• _WORK TASK_
Return exactly the lines below, starting with the one that has "Sb [Kr] 4d10 5s2 5p3" and going on through the one that has "The runs were".

• _MATERIAL SUPPLIED_
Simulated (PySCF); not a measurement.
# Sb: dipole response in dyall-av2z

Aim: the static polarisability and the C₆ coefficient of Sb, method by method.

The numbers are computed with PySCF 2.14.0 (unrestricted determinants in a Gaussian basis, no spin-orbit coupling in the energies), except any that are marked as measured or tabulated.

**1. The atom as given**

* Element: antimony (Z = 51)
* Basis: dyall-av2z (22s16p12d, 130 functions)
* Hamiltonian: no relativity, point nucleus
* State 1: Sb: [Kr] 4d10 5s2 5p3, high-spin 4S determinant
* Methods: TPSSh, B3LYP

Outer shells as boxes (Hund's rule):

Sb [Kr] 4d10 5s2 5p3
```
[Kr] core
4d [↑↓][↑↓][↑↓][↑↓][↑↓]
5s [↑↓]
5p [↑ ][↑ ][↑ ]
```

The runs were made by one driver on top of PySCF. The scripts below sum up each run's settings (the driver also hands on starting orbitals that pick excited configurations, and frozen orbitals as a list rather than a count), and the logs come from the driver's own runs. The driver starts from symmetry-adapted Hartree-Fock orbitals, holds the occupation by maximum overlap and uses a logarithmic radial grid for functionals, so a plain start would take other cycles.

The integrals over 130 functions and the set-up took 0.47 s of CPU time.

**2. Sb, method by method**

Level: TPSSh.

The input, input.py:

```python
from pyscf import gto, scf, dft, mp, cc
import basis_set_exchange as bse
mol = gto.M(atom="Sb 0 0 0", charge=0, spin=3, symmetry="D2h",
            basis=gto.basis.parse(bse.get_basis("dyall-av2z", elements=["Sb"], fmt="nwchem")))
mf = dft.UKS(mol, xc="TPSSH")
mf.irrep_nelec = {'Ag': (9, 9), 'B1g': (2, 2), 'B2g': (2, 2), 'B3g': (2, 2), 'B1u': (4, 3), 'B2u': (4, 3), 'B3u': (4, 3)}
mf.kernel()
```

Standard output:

• _YOUR SOLUTION_
Sb [Kr] 4d10 5s2 5p3
```
[Kr] core
4d [↑↓][↑↓][↑↓][↑↓][↑↓]
5s [↑↓]
5p [↑ ][↑ ][↑ ]
```

The runs were made by one driver on top of PySCF. The scripts below sum up each run's settings (the driver also hands on starting orbitals that pick excited configurations, and frozen orbitals as a list rather than a count), and the logs come from the driver's own runs. The driver starts from symmetry-adapted Hartree-Fock orbitals, holds the occupation by maximum overlap and uses a logarithmic radial grid for functionals, so a plain start would take other cycles.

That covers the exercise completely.